• • • •

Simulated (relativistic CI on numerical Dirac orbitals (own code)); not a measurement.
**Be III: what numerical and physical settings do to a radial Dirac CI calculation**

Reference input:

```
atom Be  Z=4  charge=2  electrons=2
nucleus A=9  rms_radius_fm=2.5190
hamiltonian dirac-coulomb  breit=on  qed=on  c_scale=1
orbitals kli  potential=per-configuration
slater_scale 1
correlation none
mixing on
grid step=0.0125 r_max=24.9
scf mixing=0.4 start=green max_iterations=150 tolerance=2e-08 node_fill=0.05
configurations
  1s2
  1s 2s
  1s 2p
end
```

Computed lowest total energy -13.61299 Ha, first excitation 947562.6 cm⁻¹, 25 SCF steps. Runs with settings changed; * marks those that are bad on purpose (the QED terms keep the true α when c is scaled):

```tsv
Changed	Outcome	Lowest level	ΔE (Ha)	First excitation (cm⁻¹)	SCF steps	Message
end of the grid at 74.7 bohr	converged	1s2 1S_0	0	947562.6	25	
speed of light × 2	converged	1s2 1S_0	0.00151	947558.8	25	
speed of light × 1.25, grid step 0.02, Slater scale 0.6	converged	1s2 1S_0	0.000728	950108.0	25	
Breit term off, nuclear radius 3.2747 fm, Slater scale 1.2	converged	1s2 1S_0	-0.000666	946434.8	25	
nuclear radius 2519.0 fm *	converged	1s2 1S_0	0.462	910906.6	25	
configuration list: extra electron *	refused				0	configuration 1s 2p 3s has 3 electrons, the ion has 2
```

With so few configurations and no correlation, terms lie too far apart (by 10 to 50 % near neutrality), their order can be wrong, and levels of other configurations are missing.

• • • •

-- Work instruction --
Retype each record in full, please.

-- Written solution --
Simulated (relativistic CI on numerical Dirac orbitals (own code)); not a measurement.
**Be III: what numerical and physical settings do to a radial Dirac CI calculation**

Reference input:

```
atom Be  Z=4  charge=2  electrons=2
nucleus A=9  rms_radius_fm=2.5190
hamiltonian dirac-coulomb  breit=on  qed=on  c_scale=1
orbitals kli  potential=per-configuration
slater_scale 1
correlation none
mixing on
grid step=0.0125 r_max=24.9
scf mixing=0.4 start=green max_iterations=150 tolerance=2e-08 node_fill=0.05
configurations
  1s2
  1s 2s
  1s 2p
end
```

Computed lowest total energy -13.61299 Ha, first excitation 947562.6 cm⁻¹, 25 SCF steps. Runs with settings changed; * marks those that are bad on purpose (the QED terms keep the true α when c is scaled):

```tsv
Changed	Outcome	Lowest level	ΔE (Ha)	First excitation (cm⁻¹)	SCF steps	Message
end of the grid at 74.7 bohr	converged	1s2 1S_0	0	947562.6	25	
speed of light × 2	converged	1s2 1S_0	0.00151	947558.8	25	
speed of light × 1.25, grid step 0.02, Slater scale 0.6	converged	1s2 1S_0	0.000728	950108.0	25	
Breit term off, nuclear radius 3.2747 fm, Slater scale 1.2	converged	1s2 1S_0	-0.000666	946434.8	25	
nuclear radius 2519.0 fm *	converged	1s2 1S_0	0.462	910906.6	25	
configuration list: extra electron *	refused				0	configuration 1s 2p 3s has 3 electrons, the ion has 2
```

With so few configurations and no correlation, terms lie too far apart (by 10 to 50 % near neutrality), their order can be wrong, and levels of other configurations are missing.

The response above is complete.